**REQUIRED ACTION**: Leave no line out. Transcribe the whole listing exactly.

**PROVIDED INFORMATION**:
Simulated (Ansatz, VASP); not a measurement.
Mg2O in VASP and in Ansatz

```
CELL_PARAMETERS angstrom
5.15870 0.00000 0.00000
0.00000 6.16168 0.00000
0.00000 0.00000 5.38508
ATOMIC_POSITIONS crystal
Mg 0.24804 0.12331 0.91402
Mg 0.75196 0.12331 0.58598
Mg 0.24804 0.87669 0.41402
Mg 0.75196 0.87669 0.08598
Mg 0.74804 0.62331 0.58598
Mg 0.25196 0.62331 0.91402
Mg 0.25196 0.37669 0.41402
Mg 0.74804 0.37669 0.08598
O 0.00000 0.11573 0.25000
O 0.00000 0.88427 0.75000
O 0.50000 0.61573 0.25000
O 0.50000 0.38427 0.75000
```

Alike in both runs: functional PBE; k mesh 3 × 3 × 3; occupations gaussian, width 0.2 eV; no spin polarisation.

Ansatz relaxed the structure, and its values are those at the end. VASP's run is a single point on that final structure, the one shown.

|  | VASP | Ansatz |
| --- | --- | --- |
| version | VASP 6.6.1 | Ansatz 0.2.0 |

**YOUR SOLUTION**:
Simulated (Ansatz, VASP); not a measurement.
Mg2O in VASP and in Ansatz

```
CELL_PARAMETERS angstrom
5.15870 0.00000 0.00000
0.00000 6.16168 0.00000
0.00000 0.00000 5.38508
ATOMIC_POSITIONS crystal
Mg 0.24804 0.12331 0.91402
Mg 0.75196 0.12331 0.58598
Mg 0.24804 0.87669 0.41402
Mg 0.75196 0.87669 0.08598
Mg 0.74804 0.62331 0.58598
Mg 0.25196 0.62331 0.91402
Mg 0.25196 0.37669 0.41402
Mg 0.74804 0.37669 0.08598
O 0.00000 0.11573 0.25000
O 0.00000 0.88427 0.75000
O 0.50000 0.61573 0.25000
O 0.50000 0.38427 0.75000
```

Alike in both runs: functional PBE; k mesh 3 × 3 × 3; occupations gaussian, width 0.2 eV; no spin polarisation.

Ansatz relaxed the structure, and its values are those at the end. VASP's run is a single point on that final structure, the one shown.

|  | VASP | Ansatz |
| --- | --- | --- |
| version | VASP 6.6.1 | Ansatz 0.2.0 |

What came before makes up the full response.